______
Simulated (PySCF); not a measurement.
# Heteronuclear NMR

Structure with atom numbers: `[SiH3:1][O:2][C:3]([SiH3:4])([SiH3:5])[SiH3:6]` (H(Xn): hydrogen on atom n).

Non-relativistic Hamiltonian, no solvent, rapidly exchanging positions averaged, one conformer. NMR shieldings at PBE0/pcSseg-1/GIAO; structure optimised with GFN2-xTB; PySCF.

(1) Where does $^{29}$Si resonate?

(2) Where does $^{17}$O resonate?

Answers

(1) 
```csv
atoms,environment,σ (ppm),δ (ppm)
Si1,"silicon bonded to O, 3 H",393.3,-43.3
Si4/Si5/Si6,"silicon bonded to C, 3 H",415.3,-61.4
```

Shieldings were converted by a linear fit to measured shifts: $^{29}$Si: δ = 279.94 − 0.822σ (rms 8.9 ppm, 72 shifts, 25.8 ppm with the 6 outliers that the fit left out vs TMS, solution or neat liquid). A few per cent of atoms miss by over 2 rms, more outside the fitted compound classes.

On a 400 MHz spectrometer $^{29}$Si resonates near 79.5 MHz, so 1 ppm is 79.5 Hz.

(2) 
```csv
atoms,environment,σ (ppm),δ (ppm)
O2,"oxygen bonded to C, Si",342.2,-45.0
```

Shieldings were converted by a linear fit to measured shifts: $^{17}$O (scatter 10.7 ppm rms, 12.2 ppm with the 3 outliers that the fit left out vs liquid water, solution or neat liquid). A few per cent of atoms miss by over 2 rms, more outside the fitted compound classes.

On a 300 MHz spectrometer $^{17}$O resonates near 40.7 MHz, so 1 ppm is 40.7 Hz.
______

| EXERCISE |
The answer should hold only the lines from the start of the records above through the line containing "Structure with atom", each set down exactly.

| EXERCISE RESULT |
Simulated (PySCF); not a measurement.
# Heteronuclear NMR

Structure with atom numbers: `[SiH3:1][O:2][C:3]([SiH3:4])([SiH3:5])[SiH3:6]` (H(Xn): hydrogen on atom n).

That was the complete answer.